Nothing but the lines from the start of the records below through the line that has "Labels in which" should appear, each exactly as given.

- Opening Delimiter -

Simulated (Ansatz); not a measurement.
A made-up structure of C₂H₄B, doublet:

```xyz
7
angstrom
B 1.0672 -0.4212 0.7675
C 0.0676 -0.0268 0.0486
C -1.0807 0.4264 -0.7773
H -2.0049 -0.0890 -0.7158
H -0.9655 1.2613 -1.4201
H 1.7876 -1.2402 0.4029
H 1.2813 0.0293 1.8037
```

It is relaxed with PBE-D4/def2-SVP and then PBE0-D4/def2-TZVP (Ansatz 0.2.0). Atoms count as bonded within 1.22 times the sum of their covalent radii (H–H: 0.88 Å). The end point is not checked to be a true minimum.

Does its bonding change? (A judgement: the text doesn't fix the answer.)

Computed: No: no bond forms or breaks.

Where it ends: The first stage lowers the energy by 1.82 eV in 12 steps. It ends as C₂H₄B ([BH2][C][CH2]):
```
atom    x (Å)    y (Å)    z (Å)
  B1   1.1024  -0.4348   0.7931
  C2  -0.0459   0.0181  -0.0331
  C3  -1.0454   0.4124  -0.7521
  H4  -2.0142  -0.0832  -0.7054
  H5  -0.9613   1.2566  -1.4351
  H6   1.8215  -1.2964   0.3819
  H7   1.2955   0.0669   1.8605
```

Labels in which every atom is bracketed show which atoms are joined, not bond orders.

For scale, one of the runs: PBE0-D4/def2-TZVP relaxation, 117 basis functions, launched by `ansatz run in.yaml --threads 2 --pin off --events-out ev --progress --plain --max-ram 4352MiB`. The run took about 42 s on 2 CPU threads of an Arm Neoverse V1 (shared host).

- Closing Delimiter -

Result:
Simulated (Ansatz); not a measurement.
A made-up structure of C₂H₄B, doublet:

```xyz
7
angstrom
B 1.0672 -0.4212 0.7675
C 0.0676 -0.0268 0.0486
C -1.0807 0.4264 -0.7773
H -2.0049 -0.0890 -0.7158
H -0.9655 1.2613 -1.4201
H 1.7876 -1.2402 0.4029
H 1.2813 0.0293 1.8037
```

It is relaxed with PBE-D4/def2-SVP and then PBE0-D4/def2-TZVP (Ansatz 0.2.0). Atoms count as bonded within 1.22 times the sum of their covalent radii (H–H: 0.88 Å). The end point is not checked to be a true minimum.

Does its bonding change? (A judgement: the text doesn't fix the answer.)

Computed: No: no bond forms or breaks.

Where it ends: The first stage lowers the energy by 1.82 eV in 12 steps. It ends as C₂H₄B ([BH2][C][CH2]):
```
atom    x (Å)    y (Å)    z (Å)
  B1   1.1024  -0.4348   0.7931
  C2  -0.0459   0.0181  -0.0331
  C3  -1.0454   0.4124  -0.7521
  H4  -2.0142  -0.0832  -0.7054
  H5  -0.9613   1.2566  -1.4351
  H6   1.8215  -1.2964   0.3819
  H7   1.2955   0.0669   1.8605
```

Labels in which every atom is bracketed show which atoms are joined, not bond orders.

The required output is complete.